## Exercise:
Would you print the material exactly, starting at its first line and ending at the line holding "Alike in both"?

## Data provided:
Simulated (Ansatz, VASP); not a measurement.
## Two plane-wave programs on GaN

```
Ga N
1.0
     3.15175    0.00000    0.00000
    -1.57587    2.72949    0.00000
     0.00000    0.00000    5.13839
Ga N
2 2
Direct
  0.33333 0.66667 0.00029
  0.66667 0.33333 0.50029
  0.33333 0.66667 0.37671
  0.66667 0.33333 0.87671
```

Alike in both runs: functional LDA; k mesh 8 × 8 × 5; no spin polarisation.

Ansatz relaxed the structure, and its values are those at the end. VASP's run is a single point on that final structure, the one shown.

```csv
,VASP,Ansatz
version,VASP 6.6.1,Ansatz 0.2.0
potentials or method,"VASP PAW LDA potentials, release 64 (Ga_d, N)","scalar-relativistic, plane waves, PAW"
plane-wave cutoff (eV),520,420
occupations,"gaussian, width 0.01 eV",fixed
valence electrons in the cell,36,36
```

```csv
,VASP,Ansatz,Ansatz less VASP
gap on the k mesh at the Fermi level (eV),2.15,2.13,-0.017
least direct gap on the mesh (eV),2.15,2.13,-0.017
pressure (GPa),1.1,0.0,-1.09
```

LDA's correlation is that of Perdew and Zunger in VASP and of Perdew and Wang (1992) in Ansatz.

## Written reply:
Simulated (Ansatz, VASP); not a measurement.
## Two plane-wave programs on GaN

```
Ga N
1.0
     3.15175    0.00000    0.00000
    -1.57587    2.72949    0.00000
     0.00000    0.00000    5.13839
Ga N
2 2
Direct
  0.33333 0.66667 0.00029
  0.66667 0.33333 0.50029
  0.33333 0.66667 0.37671
  0.66667 0.33333 0.87671
```

Alike in both runs: functional LDA; k mesh 8 × 8 × 5; no spin polarisation.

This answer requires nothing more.